*** Input data ***

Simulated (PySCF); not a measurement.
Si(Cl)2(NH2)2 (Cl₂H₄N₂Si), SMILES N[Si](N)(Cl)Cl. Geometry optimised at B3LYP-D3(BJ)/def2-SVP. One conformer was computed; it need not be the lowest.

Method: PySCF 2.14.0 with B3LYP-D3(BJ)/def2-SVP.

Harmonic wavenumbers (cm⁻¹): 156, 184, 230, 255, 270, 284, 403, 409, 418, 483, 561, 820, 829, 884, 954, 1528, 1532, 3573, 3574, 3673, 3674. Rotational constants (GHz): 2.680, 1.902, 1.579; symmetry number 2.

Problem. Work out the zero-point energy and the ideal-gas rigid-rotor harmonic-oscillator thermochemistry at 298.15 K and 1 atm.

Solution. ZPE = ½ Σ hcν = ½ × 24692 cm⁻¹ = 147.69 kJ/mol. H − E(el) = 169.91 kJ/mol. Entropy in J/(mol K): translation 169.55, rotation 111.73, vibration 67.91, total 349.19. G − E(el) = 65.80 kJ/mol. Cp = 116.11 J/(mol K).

*** End of Input data ***

Assigned task ▸
Beginning with the first line above, could you copy every line exactly, up to and including the one with "Problem. Work out"?

Answer section ▸
Simulated (PySCF); not a measurement.
Si(Cl)2(NH2)2 (Cl₂H₄N₂Si), SMILES N[Si](N)(Cl)Cl. Geometry optimised at B3LYP-D3(BJ)/def2-SVP. One conformer was computed; it need not be the lowest.

Method: PySCF 2.14.0 with B3LYP-D3(BJ)/def2-SVP.

Harmonic wavenumbers (cm⁻¹): 156, 184, 230, 255, 270, 284, 403, 409, 418, 483, 561, 820, 829, 884, 954, 1528, 1532, 3573, 3574, 3673, 3674. Rotational constants (GHz): 2.680, 1.902, 1.579; symmetry number 2.

Problem. Work out the zero-point energy and the ideal-gas rigid-rotor harmonic-oscillator thermochemistry at 298.15 K and 1 atm.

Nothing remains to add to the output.